[Supplied material Boundary: Start]
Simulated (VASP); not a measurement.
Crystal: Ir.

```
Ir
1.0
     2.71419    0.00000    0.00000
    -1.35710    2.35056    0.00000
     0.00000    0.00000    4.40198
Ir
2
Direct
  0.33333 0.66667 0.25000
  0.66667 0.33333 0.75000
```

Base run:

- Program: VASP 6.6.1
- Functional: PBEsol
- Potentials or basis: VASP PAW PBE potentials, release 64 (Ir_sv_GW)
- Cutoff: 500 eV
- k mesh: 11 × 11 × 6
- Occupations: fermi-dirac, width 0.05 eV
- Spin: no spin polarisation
[Supplied material Boundary: End]

## Work item
All entries must be given again exactly.

## Exercise output
Simulated (VASP); not a measurement.
Crystal: Ir.

```
Ir
1.0
     2.71419    0.00000    0.00000
    -1.35710    2.35056    0.00000
     0.00000    0.00000    4.40198
Ir
2
Direct
  0.33333 0.66667 0.25000
  0.66667 0.33333 0.75000
```

Base run:

- Program: VASP 6.6.1
- Functional: PBEsol
- Potentials or basis: VASP PAW PBE potentials, release 64 (Ir_sv_GW)
- Cutoff: 500 eV
- k mesh: 11 × 11 × 6
- Occupations: fermi-dirac, width 0.05 eV
- Spin: no spin polarisation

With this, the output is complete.